___ ENTRIES PROVIDED
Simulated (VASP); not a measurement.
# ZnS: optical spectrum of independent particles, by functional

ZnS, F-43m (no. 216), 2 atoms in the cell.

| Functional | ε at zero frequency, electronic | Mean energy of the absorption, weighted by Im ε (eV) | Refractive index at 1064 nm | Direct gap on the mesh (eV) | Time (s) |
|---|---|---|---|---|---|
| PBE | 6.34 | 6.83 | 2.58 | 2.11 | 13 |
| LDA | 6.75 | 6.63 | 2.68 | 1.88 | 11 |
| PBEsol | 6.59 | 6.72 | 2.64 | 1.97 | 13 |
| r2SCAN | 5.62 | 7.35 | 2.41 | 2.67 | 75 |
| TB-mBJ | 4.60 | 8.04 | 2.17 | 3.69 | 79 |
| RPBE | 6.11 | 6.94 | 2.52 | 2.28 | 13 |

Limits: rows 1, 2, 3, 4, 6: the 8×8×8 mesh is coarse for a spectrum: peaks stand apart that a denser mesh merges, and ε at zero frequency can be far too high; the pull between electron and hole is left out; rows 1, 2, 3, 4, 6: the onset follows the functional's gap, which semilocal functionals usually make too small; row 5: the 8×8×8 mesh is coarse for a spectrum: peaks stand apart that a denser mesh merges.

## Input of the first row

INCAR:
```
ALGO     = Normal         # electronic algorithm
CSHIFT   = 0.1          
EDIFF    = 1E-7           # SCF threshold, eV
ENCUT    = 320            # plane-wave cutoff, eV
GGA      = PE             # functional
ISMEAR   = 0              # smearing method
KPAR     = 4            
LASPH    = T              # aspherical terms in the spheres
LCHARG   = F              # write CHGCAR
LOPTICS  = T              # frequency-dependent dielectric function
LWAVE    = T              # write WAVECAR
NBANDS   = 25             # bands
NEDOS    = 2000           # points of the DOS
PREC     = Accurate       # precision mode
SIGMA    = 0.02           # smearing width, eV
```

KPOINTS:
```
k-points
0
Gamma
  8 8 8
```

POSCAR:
______

Only one stretch of the entries above is wanted: the lines from the one containing "(eV) | Time (s) |" through the one containing "2.28 | 13 |". Please reproduce it exactly.

| Functional | ε at zero frequency, electronic | Mean energy of the absorption, weighted by Im ε (eV) | Refractive index at 1064 nm | Direct gap on the mesh (eV) | Time (s) |
|---|---|---|---|---|---|
| PBE | 6.34 | 6.83 | 2.58 | 2.11 | 13 |
| LDA | 6.75 | 6.63 | 2.68 | 1.88 | 11 |
| PBEsol | 6.59 | 6.72 | 2.64 | 1.97 | 13 |
| r2SCAN | 5.62 | 7.35 | 2.41 | 2.67 | 75 |
| TB-mBJ | 4.60 | 8.04 | 2.17 | 3.69 | 79 |
| RPBE | 6.11 | 6.94 | 2.52 | 2.28 | 13 |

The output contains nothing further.